◆ **Action item**: Find the line with "waves, PAW |" in the records below. Copy it and every line after it, up to and including the line with "0.002 | -0.0021 |".

- - - - -
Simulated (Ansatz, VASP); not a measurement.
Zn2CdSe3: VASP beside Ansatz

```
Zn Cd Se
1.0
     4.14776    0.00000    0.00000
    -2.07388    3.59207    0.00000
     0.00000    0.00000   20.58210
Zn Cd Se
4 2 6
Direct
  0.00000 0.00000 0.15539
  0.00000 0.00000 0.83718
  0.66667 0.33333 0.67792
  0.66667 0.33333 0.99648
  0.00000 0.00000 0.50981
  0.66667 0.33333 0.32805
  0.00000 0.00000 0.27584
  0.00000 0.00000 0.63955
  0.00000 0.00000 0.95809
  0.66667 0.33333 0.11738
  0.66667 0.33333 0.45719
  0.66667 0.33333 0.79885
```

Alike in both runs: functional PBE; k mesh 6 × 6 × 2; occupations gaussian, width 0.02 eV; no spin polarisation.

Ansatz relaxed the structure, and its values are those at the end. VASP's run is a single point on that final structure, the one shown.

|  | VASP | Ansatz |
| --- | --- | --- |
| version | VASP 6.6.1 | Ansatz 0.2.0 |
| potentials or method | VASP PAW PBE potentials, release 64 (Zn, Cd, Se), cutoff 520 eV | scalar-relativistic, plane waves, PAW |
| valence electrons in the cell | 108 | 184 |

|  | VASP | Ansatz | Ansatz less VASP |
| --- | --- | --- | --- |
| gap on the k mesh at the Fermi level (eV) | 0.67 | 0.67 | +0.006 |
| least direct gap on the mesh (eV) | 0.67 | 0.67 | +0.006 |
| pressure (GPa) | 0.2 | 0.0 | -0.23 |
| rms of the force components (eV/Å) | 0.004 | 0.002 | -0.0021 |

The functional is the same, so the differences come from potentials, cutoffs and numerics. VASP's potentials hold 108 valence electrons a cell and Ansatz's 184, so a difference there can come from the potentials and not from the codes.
- - - - -

◆ **Exercise result**:
| potentials or method | VASP PAW PBE potentials, release 64 (Zn, Cd, Se), cutoff 520 eV | scalar-relativistic, plane waves, PAW |
| valence electrons in the cell | 108 | 184 |

|  | VASP | Ansatz | Ansatz less VASP |
| --- | --- | --- | --- |
| gap on the k mesh at the Fermi level (eV) | 0.67 | 0.67 | +0.006 |
| least direct gap on the mesh (eV) | 0.67 | 0.67 | +0.006 |
| pressure (GPa) | 0.2 | 0.0 | -0.23 |
| rms of the force components (eV/Å) | 0.004 | 0.002 | -0.0021 |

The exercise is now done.